The data
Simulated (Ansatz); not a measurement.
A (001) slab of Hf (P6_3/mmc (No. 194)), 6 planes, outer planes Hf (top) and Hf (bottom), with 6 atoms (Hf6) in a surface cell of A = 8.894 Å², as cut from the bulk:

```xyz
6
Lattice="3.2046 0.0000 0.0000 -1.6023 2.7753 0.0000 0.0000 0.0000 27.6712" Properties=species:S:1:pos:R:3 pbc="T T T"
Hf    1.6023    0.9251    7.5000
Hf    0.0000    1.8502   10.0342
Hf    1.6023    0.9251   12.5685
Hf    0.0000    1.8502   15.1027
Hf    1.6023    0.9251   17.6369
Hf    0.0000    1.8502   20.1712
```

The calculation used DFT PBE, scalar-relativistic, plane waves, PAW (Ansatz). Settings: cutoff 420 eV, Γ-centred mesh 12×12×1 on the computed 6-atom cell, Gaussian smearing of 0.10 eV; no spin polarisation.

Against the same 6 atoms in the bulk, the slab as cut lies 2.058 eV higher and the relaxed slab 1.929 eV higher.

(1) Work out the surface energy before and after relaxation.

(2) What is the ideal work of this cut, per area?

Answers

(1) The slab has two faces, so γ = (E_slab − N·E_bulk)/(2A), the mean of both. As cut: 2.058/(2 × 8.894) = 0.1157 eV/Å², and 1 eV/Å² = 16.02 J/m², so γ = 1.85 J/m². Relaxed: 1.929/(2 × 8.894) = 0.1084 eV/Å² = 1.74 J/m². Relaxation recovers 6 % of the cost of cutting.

Assignment
Set down again, word for word, the stretch of records from the line with "The calculation used" to the line with "Against the same", both of those lines included.

Solution
The calculation used DFT PBE, scalar-relativistic, plane waves, PAW (Ansatz). Settings: cutoff 420 eV, Γ-centred mesh 12×12×1 on the computed 6-atom cell, Gaussian smearing of 0.10 eV; no spin polarisation.

Against the same 6 atoms in the bulk, the slab as cut lies 2.058 eV higher and the relaxed slab 1.929 eV higher.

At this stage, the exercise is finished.